- **Work request**
Each record must be printed exactly as given.

- **Extracted data**
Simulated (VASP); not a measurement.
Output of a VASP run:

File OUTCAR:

- **Answer section**
Simulated (VASP); not a measurement.
Output of a VASP run:

File OUTCAR:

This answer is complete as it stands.